Raw data:
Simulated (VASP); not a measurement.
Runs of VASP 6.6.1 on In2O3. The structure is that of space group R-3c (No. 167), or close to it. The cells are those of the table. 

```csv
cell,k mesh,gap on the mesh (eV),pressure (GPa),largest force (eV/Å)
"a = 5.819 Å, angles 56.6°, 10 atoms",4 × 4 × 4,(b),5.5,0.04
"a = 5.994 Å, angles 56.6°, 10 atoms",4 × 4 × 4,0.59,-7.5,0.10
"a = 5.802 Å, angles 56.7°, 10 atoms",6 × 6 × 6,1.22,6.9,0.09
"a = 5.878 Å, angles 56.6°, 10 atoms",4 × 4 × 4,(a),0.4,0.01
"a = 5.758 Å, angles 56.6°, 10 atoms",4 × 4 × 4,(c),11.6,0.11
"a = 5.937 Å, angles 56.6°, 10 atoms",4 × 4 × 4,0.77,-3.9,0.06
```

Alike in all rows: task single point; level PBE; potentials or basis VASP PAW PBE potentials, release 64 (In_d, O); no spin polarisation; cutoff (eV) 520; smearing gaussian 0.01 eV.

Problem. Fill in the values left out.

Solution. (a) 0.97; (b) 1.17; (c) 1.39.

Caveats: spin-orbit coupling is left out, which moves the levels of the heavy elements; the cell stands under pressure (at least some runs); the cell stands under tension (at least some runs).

Work request: Transcribe the records above in full, exactly as they stand.

Exercise output:
Simulated (VASP); not a measurement.
Runs of VASP 6.6.1 on In2O3. The structure is that of space group R-3c (No. 167), or close to it. The cells are those of the table. 

```csv
cell,k mesh,gap on the mesh (eV),pressure (GPa),largest force (eV/Å)
"a = 5.819 Å, angles 56.6°, 10 atoms",4 × 4 × 4,(b),5.5,0.04
"a = 5.994 Å, angles 56.6°, 10 atoms",4 × 4 × 4,0.59,-7.5,0.10
"a = 5.802 Å, angles 56.7°, 10 atoms",6 × 6 × 6,1.22,6.9,0.09
"a = 5.878 Å, angles 56.6°, 10 atoms",4 × 4 × 4,(a),0.4,0.01
"a = 5.758 Å, angles 56.6°, 10 atoms",4 × 4 × 4,(c),11.6,0.11
"a = 5.937 Å, angles 56.6°, 10 atoms",4 × 4 × 4,0.77,-3.9,0.06
```

Alike in all rows: task single point; level PBE; potentials or basis VASP PAW PBE potentials, release 64 (In_d, O); no spin polarisation; cutoff (eV) 520; smearing gaussian 0.01 eV.

Problem. Fill in the values left out.

Solution. (a) 0.97; (b) 1.17; (c) 1.39.

Caveats: spin-orbit coupling is left out, which moves the levels of the heavy elements; the cell stands under pressure (at least some runs); the cell stands under tension (at least some runs).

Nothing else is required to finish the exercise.